INFORMATION GIVEN
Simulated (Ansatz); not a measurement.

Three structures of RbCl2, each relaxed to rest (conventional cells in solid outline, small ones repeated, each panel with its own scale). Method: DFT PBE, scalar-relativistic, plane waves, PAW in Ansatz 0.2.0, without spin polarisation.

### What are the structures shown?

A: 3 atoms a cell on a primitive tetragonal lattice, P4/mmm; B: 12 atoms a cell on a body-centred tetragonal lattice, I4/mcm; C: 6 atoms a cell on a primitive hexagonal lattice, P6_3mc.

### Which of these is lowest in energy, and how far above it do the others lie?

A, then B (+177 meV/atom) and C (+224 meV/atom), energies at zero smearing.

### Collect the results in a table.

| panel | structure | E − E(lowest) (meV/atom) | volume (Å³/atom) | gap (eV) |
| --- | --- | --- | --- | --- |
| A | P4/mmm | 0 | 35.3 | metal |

BRIEF
All entries should be restated word for word.

RESULT
Simulated (Ansatz); not a measurement.

Three structures of RbCl2, each relaxed to rest (conventional cells in solid outline, small ones repeated, each panel with its own scale). Method: DFT PBE, scalar-relativistic, plane waves, PAW in Ansatz 0.2.0, without spin polarisation.

### What are the structures shown?

A: 3 atoms a cell on a primitive tetragonal lattice, P4/mmm; B: 12 atoms a cell on a body-centred tetragonal lattice, I4/mcm; C: 6 atoms a cell on a primitive hexagonal lattice, P6_3mc.

### Which of these is lowest in energy, and how far above it do the others lie?

A, then B (+177 meV/atom) and C (+224 meV/atom), energies at zero smearing.

### Collect the results in a table.

| panel | structure | E − E(lowest) (meV/atom) | volume (Å³/atom) | gap (eV) |
| --- | --- | --- | --- | --- |
| A | P4/mmm | 0 | 35.3 | metal |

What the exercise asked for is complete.